EXERCISE = Every line from the beginning of the records below up to the one holding "Crystal: MoSe." should be quoted exactly; leave out the rest.

──────────
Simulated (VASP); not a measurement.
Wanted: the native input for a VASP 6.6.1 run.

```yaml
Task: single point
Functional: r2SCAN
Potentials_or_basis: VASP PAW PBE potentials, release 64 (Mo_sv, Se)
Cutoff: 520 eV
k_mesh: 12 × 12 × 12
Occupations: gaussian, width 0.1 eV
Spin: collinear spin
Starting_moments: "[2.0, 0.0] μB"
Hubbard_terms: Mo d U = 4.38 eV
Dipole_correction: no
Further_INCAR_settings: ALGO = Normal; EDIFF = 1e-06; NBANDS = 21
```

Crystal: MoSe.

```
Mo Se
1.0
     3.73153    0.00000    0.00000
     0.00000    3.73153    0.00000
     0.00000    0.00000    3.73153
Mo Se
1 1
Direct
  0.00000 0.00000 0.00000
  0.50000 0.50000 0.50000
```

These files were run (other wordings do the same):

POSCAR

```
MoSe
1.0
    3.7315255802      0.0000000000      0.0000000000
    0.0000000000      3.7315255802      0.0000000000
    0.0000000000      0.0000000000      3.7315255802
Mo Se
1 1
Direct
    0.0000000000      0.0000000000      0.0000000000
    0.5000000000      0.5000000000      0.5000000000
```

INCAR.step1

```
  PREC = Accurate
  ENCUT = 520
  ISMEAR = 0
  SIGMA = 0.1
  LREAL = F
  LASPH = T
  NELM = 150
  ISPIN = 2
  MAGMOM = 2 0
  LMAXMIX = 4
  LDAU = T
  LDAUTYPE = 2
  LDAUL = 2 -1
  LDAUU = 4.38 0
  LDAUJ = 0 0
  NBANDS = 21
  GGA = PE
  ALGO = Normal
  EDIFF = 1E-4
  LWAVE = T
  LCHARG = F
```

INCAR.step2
──────────

EXERCISE RESPONSE =
Simulated (VASP); not a measurement.
Wanted: the native input for a VASP 6.6.1 run.

```yaml
Task: single point
Functional: r2SCAN
Potentials_or_basis: VASP PAW PBE potentials, release 64 (Mo_sv, Se)
Cutoff: 520 eV
k_mesh: 12 × 12 × 12
Occupations: gaussian, width 0.1 eV
Spin: collinear spin
Starting_moments: "[2.0, 0.0] μB"
Hubbard_terms: Mo d U = 4.38 eV
Dipole_correction: no
Further_INCAR_settings: ALGO = Normal; EDIFF = 1e-06; NBANDS = 21
```

Crystal: MoSe.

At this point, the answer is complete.